▸ Data extract
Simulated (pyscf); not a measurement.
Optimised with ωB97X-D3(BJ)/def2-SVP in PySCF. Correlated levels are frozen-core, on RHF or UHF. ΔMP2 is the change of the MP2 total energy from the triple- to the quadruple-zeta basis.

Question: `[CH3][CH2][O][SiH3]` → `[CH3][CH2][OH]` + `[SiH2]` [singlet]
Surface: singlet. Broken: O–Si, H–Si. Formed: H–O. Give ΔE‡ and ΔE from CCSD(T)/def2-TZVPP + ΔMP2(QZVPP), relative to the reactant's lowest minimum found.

▸ Brief
Repeat the entries above exactly, beginning at their first line and ending with the line that contains "Optimised with ωB97X-D3(BJ)/def2-SVP", with nothing added.

▸ Solution
Simulated (pyscf); not a measurement.
Optimised with ωB97X-D3(BJ)/def2-SVP in PySCF. Correlated levels are frozen-core, on RHF or UHF. ΔMP2 is the change of the MP2 total energy from the triple- to the quadruple-zeta basis.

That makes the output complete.